# [Input data]
◇ ◇ ◇ ◇

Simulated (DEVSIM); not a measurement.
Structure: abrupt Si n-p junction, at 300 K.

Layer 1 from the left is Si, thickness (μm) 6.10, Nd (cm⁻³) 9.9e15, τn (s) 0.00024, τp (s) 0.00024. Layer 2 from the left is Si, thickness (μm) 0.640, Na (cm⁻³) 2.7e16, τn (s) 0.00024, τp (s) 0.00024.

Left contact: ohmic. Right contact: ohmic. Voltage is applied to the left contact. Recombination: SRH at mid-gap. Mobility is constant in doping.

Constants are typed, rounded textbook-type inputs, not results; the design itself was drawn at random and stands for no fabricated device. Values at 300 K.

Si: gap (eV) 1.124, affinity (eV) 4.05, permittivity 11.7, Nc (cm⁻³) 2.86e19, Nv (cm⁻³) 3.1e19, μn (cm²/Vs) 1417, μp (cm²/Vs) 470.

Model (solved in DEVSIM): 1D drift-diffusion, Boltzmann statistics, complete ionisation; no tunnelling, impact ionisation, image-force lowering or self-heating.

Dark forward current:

◇ ◇ ◇ ◇

# [Task item]
The lines above from the one containing "Left contact: ohmic." through the one containing "Model (solved in" are to be set down exactly, and no others.

# [Answer section]
Left contact: ohmic. Right contact: ohmic. Voltage is applied to the left contact. Recombination: SRH at mid-gap. Mobility is constant in doping.

Constants are typed, rounded textbook-type inputs, not results; the design itself was drawn at random and stands for no fabricated device. Values at 300 K.

Si: gap (eV) 1.124, affinity (eV) 4.05, permittivity 11.7, Nc (cm⁻³) 2.86e19, Nv (cm⁻³) 3.1e19, μn (cm²/Vs) 1417, μp (cm²/Vs) 470.

Model (solved in DEVSIM): 1D drift-diffusion, Boltzmann statistics, complete ionisation; no tunnelling, impact ionisation, image-force lowering or self-heating.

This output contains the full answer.